▶ TASK ITEM
Return all of the entries, keeping every word and mark as it is.

▶ DATA
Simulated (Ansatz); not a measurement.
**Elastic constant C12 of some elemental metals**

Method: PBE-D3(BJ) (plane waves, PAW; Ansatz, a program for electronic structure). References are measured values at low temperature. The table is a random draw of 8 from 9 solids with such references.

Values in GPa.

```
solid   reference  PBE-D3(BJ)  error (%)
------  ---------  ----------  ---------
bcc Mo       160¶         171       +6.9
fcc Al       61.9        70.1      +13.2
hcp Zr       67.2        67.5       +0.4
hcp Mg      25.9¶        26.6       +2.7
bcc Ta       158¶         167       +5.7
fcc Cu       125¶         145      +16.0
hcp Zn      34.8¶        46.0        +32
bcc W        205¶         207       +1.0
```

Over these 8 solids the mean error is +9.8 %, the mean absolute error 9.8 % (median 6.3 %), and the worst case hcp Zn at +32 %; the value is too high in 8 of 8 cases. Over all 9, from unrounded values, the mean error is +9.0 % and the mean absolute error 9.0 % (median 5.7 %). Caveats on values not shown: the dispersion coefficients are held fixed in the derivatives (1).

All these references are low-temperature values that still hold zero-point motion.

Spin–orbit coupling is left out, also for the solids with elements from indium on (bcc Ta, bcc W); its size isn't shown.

▶ WRITTEN RESPONSE
Simulated (Ansatz); not a measurement.
**Elastic constant C12 of some elemental metals**

Method: PBE-D3(BJ) (plane waves, PAW; Ansatz, a program for electronic structure). References are measured values at low temperature. The table is a random draw of 8 from 9 solids with such references.

Values in GPa.

```
solid   reference  PBE-D3(BJ)  error (%)
------  ---------  ----------  ---------
bcc Mo       160¶         171       +6.9
fcc Al       61.9        70.1      +13.2
hcp Zr       67.2        67.5       +0.4
hcp Mg      25.9¶        26.6       +2.7
bcc Ta       158¶         167       +5.7
fcc Cu       125¶         145      +16.0
hcp Zn      34.8¶        46.0        +32
bcc W        205¶         207       +1.0
```

Over these 8 solids the mean error is +9.8 %, the mean absolute error 9.8 % (median 6.3 %), and the worst case hcp Zn at +32 %; the value is too high in 8 of 8 cases. Over all 9, from unrounded values, the mean error is +9.0 % and the mean absolute error 9.0 % (median 5.7 %). Caveats on values not shown: the dispersion coefficients are held fixed in the derivatives (1).

All these references are low-temperature values that still hold zero-point motion.

Spin–orbit coupling is left out, also for the solids with elements from indium on (bcc Ta, bcc W); its size isn't shown.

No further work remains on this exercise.